### Activity
Only the lines from the top of the data through the one with "At the start: pressure" are to be written out, each exactly as it stands.

### Data for review
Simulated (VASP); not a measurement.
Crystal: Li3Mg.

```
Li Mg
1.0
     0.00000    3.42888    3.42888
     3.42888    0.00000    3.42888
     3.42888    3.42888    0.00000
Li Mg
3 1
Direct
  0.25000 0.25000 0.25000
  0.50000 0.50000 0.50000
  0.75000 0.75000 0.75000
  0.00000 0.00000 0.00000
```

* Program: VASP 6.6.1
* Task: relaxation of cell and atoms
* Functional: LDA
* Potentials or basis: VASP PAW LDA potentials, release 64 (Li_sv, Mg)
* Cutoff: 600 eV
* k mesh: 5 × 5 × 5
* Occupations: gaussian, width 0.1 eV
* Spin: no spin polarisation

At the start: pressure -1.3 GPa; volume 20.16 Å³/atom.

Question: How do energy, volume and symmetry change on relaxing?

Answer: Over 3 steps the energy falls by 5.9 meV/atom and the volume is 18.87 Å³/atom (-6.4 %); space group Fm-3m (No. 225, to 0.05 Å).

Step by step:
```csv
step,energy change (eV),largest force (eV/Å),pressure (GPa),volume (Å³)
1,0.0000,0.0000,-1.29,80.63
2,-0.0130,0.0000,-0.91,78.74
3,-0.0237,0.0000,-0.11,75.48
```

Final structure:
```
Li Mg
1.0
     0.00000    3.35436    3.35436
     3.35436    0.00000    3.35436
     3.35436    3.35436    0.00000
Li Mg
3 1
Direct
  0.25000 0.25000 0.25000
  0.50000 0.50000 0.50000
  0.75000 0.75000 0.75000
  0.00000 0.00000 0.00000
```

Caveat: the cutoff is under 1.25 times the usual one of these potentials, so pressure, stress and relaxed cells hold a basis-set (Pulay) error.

### Written answer
Simulated (VASP); not a measurement.
Crystal: Li3Mg.

```
Li Mg
1.0
     0.00000    3.42888    3.42888
     3.42888    0.00000    3.42888
     3.42888    3.42888    0.00000
Li Mg
3 1
Direct
  0.25000 0.25000 0.25000
  0.50000 0.50000 0.50000
  0.75000 0.75000 0.75000
  0.00000 0.00000 0.00000
```

* Program: VASP 6.6.1
* Task: relaxation of cell and atoms
* Functional: LDA
* Potentials or basis: VASP PAW LDA potentials, release 64 (Li_sv, Mg)
* Cutoff: 600 eV
* k mesh: 5 × 5 × 5
* Occupations: gaussian, width 0.1 eV
* Spin: no spin polarisation

At the start: pressure -1.3 GPa; volume 20.16 Å³/atom.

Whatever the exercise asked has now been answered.